### Recorded information ###
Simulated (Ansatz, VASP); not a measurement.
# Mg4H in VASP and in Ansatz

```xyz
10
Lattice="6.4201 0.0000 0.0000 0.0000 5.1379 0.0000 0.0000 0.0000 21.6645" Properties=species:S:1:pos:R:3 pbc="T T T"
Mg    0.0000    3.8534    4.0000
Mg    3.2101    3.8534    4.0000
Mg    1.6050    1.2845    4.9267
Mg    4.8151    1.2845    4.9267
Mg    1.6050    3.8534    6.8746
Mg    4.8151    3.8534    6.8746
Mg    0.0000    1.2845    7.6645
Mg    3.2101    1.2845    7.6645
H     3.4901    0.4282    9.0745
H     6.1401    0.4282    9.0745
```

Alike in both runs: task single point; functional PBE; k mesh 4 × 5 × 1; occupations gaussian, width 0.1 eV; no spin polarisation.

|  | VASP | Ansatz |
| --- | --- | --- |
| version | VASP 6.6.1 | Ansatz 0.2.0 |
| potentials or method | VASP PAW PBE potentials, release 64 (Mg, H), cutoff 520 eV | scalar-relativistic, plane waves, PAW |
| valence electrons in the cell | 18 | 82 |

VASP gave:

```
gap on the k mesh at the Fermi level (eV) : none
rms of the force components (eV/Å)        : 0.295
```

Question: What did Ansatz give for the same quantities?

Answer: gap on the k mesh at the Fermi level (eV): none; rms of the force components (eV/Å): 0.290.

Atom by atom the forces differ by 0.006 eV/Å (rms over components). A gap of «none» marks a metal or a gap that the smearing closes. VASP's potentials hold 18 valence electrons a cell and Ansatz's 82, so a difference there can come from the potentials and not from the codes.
###

* Requirement:
Write out exactly the lines above between the line with "# Mg4H in VASP and in Ansatz" and the line with "Answer: gap on", inclusive, and nothing beyond them.

* Answer space:
# Mg4H in VASP and in Ansatz

```xyz
10
Lattice="6.4201 0.0000 0.0000 0.0000 5.1379 0.0000 0.0000 0.0000 21.6645" Properties=species:S:1:pos:R:3 pbc="T T T"
Mg    0.0000    3.8534    4.0000
Mg    3.2101    3.8534    4.0000
Mg    1.6050    1.2845    4.9267
Mg    4.8151    1.2845    4.9267
Mg    1.6050    3.8534    6.8746
Mg    4.8151    3.8534    6.8746
Mg    0.0000    1.2845    7.6645
Mg    3.2101    1.2845    7.6645
H     3.4901    0.4282    9.0745
H     6.1401    0.4282    9.0745
```

Alike in both runs: task single point; functional PBE; k mesh 4 × 5 × 1; occupations gaussian, width 0.1 eV; no spin polarisation.

|  | VASP | Ansatz |
| --- | --- | --- |
| version | VASP 6.6.1 | Ansatz 0.2.0 |
| potentials or method | VASP PAW PBE potentials, release 64 (Mg, H), cutoff 520 eV | scalar-relativistic, plane waves, PAW |
| valence electrons in the cell | 18 | 82 |

VASP gave:

```
gap on the k mesh at the Fermi level (eV) : none
rms of the force components (eV/Å)        : 0.295
```

Question: What did Ansatz give for the same quantities?

Answer: gap on the k mesh at the Fermi level (eV): none; rms of the force components (eV/Å): 0.290.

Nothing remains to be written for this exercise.